In the data below, find the line containing "One crystal, Cu3O2, is", then set down that line and every later line up to and including the line containing "### Step 1. The structure", exactly.

* [Dataset]:
▽
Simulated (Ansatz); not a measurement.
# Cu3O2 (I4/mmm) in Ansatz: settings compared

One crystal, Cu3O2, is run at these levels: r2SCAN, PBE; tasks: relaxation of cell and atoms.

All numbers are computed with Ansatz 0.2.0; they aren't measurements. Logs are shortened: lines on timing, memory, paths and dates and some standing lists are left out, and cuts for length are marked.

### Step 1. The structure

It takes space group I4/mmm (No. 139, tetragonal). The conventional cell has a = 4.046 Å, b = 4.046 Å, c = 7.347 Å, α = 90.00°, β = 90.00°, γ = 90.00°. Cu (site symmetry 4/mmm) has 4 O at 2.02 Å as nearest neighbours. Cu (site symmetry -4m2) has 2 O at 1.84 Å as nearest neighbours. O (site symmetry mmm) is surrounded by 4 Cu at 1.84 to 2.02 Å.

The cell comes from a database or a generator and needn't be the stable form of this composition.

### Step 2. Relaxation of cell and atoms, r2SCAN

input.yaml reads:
△

* [Your solution]:
One crystal, Cu3O2, is run at these levels: r2SCAN, PBE; tasks: relaxation of cell and atoms.

All numbers are computed with Ansatz 0.2.0; they aren't measurements. Logs are shortened: lines on timing, memory, paths and dates and some standing lists are left out, and cuts for length are marked.

### Step 1. The structure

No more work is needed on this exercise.